Data:
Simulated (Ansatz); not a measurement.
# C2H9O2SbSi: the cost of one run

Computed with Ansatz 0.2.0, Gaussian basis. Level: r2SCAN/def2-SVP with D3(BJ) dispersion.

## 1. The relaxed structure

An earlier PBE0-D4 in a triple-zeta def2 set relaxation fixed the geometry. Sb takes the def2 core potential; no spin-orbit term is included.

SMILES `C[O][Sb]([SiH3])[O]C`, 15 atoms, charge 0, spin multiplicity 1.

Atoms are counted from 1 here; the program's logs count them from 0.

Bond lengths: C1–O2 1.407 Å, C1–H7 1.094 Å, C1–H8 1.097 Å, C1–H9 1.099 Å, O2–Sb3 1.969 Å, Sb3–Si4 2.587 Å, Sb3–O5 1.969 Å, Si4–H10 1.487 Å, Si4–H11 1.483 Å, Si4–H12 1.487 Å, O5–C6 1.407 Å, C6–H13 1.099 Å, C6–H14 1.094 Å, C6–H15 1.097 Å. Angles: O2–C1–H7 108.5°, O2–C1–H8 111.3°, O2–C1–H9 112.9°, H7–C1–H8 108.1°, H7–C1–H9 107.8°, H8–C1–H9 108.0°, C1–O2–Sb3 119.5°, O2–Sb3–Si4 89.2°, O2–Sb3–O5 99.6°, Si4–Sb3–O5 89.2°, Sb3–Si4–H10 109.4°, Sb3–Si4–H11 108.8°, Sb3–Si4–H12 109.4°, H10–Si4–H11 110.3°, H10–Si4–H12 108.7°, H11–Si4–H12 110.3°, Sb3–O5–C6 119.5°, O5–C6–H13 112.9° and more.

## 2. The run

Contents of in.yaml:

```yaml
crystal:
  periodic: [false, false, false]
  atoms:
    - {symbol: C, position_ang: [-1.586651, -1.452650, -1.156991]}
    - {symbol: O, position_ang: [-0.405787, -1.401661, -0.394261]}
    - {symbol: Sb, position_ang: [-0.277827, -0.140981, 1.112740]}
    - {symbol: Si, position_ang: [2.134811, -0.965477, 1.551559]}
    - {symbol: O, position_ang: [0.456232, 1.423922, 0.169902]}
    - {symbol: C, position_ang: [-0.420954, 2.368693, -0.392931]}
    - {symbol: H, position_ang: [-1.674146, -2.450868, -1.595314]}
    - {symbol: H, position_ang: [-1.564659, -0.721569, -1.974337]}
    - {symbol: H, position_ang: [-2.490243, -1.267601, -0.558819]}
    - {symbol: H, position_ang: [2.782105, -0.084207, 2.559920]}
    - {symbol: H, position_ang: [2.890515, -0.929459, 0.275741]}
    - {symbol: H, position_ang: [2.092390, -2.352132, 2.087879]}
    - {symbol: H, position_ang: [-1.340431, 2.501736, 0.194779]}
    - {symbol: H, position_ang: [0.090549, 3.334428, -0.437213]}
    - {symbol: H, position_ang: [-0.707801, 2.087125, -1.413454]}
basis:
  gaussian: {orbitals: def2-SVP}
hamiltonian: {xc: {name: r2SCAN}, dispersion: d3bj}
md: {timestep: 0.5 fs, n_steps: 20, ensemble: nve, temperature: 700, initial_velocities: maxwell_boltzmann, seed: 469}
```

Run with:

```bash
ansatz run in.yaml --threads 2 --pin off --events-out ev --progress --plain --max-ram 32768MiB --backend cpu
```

Assigned task: Output the lines above between the one holding "# C2H9O2SbSi: the cost of one run" and the one holding "Atoms are counted", inclusive, with nothing before or after them.

Task response:
# C2H9O2SbSi: the cost of one run

Computed with Ansatz 0.2.0, Gaussian basis. Level: r2SCAN/def2-SVP with D3(BJ) dispersion.

## 1. The relaxed structure

An earlier PBE0-D4 in a triple-zeta def2 set relaxation fixed the geometry. Sb takes the def2 core potential; no spin-orbit term is included.

SMILES `C[O][Sb]([SiH3])[O]C`, 15 atoms, charge 0, spin multiplicity 1.

Atoms are counted from 1 here; the program's logs count them from 0.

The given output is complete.